**Work item**
Repeat exactly the lines from the start of the records below through the line that contains "Alike in both", including both.

**Dataset entries**
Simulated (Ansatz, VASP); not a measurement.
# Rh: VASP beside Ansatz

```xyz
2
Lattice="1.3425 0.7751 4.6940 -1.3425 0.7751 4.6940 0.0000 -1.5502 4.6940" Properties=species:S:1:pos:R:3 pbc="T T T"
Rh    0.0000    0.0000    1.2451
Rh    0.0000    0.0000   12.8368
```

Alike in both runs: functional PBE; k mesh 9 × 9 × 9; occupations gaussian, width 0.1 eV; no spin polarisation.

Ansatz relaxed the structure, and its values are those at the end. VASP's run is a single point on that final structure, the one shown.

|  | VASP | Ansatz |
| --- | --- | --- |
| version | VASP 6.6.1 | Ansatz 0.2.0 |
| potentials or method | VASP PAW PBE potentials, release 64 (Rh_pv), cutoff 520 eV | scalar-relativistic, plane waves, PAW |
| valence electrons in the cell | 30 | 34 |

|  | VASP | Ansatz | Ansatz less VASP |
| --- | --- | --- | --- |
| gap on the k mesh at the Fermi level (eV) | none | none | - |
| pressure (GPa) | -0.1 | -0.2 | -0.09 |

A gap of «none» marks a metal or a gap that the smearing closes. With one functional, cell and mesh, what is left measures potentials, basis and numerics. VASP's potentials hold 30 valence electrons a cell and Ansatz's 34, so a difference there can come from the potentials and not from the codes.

**Reply**
Simulated (Ansatz, VASP); not a measurement.
# Rh: VASP beside Ansatz

```xyz
2
Lattice="1.3425 0.7751 4.6940 -1.3425 0.7751 4.6940 0.0000 -1.5502 4.6940" Properties=species:S:1:pos:R:3 pbc="T T T"
Rh    0.0000    0.0000    1.2451
Rh    0.0000    0.0000   12.8368
```

Alike in both runs: functional PBE; k mesh 9 × 9 × 9; occupations gaussian, width 0.1 eV; no spin polarisation.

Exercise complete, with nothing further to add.